-- ACTION ITEM --
Once you reach the line containing "It converged. After" in the data below, restate each line word for word up to and including the one containing "1.171 | yes |".

-- DATA SHOWN --
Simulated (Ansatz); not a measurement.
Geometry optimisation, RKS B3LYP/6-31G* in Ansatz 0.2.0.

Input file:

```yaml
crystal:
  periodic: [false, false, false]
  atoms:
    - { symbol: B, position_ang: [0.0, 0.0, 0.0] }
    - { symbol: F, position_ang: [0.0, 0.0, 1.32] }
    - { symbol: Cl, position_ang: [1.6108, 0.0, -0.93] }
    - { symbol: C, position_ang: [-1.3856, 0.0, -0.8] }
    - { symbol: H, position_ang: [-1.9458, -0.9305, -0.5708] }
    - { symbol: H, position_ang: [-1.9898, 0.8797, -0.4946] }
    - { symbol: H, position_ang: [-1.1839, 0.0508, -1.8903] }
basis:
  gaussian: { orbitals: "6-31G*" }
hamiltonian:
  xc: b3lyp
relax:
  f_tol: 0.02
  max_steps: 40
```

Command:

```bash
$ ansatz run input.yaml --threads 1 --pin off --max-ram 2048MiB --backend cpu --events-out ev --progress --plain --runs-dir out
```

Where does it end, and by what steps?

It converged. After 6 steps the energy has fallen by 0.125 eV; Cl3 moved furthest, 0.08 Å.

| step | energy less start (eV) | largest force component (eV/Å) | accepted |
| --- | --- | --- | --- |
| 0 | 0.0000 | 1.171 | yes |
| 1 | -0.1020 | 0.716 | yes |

-- EXERCISE OUTPUT --
It converged. After 6 steps the energy has fallen by 0.125 eV; Cl3 moved furthest, 0.08 Å.

| step | energy less start (eV) | largest force component (eV/Å) | accepted |
| --- | --- | --- | --- |
| 0 | 0.0000 | 1.171 | yes |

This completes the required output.